- EXTRACTED INFORMATION
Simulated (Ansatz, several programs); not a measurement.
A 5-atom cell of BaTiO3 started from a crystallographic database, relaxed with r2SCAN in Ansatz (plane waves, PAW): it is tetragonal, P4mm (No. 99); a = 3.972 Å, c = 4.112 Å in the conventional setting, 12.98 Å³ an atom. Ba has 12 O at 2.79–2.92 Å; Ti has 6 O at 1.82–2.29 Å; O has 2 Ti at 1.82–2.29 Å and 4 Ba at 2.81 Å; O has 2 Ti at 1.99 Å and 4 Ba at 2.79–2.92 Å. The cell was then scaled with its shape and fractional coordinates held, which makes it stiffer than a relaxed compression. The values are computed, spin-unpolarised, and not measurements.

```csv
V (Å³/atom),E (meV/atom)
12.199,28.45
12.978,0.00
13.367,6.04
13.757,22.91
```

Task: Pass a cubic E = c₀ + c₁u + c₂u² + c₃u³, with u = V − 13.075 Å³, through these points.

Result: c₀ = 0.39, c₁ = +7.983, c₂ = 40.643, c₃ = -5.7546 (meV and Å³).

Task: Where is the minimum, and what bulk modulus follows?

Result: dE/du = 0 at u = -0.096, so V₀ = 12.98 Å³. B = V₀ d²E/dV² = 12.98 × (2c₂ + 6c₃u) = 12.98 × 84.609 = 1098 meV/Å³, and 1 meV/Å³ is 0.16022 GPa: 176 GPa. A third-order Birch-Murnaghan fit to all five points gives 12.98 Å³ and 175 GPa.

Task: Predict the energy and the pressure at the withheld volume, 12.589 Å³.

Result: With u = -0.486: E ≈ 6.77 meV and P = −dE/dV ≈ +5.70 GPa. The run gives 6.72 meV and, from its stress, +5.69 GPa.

- EXERCISE
Take the listing from its first line to the line containing "Result: dE/du = 0". Reproduce those lines exactly and nothing else.

- EXERCISE RESPONSE
Simulated (Ansatz, several programs); not a measurement.
A 5-atom cell of BaTiO3 started from a crystallographic database, relaxed with r2SCAN in Ansatz (plane waves, PAW): it is tetragonal, P4mm (No. 99); a = 3.972 Å, c = 4.112 Å in the conventional setting, 12.98 Å³ an atom. Ba has 12 O at 2.79–2.92 Å; Ti has 6 O at 1.82–2.29 Å; O has 2 Ti at 1.82–2.29 Å and 4 Ba at 2.81 Å; O has 2 Ti at 1.99 Å and 4 Ba at 2.79–2.92 Å. The cell was then scaled with its shape and fractional coordinates held, which makes it stiffer than a relaxed compression. The values are computed, spin-unpolarised, and not measurements.

```csv
V (Å³/atom),E (meV/atom)
12.199,28.45
12.978,0.00
13.367,6.04
13.757,22.91
```

Task: Pass a cubic E = c₀ + c₁u + c₂u² + c₃u³, with u = V − 13.075 Å³, through these points.

Result: c₀ = 0.39, c₁ = +7.983, c₂ = 40.643, c₃ = -5.7546 (meV and Å³).

Task: Where is the minimum, and what bulk modulus follows?

Result: dE/du = 0 at u = -0.096, so V₀ = 12.98 Å³. B = V₀ d²E/dV² = 12.98 × (2c₂ + 6c₃u) = 12.98 × 84.609 = 1098 meV/Å³, and 1 meV/Å³ is 0.16022 GPa: 176 GPa. A third-order Birch-Murnaghan fit to all five points gives 12.98 Å³ and 175 GPa.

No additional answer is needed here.